Use the entries below and reproduce exactly the lines from the one containing "The bulk modulus at fixed cell shape B₀" down to the one containing "(C) SnP₃ (space group R-3m)", both of them included.

-- Provided information --
┌──

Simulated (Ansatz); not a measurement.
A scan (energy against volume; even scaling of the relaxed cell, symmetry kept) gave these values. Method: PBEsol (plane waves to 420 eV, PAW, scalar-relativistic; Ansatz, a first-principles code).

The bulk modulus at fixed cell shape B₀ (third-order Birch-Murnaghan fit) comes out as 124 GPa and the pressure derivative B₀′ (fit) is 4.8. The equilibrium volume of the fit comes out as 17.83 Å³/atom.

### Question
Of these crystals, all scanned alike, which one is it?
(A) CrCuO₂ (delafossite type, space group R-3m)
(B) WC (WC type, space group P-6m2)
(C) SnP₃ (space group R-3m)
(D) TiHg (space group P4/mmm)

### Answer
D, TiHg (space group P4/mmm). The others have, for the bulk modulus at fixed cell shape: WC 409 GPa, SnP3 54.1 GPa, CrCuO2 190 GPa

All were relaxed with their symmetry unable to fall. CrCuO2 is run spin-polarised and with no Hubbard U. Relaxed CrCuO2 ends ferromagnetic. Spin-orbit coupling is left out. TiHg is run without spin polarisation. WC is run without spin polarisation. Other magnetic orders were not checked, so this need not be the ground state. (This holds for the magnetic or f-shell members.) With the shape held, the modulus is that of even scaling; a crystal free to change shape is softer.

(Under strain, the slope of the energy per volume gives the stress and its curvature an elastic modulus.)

└──

-- Written reply --
The bulk modulus at fixed cell shape B₀ (third-order Birch-Murnaghan fit) comes out as 124 GPa and the pressure derivative B₀′ (fit) is 4.8. The equilibrium volume of the fit comes out as 17.83 Å³/atom.

### Question
Of these crystals, all scanned alike, which one is it?
(A) CrCuO₂ (delafossite type, space group R-3m)
(B) WC (WC type, space group P-6m2)
(C) SnP₃ (space group R-3m)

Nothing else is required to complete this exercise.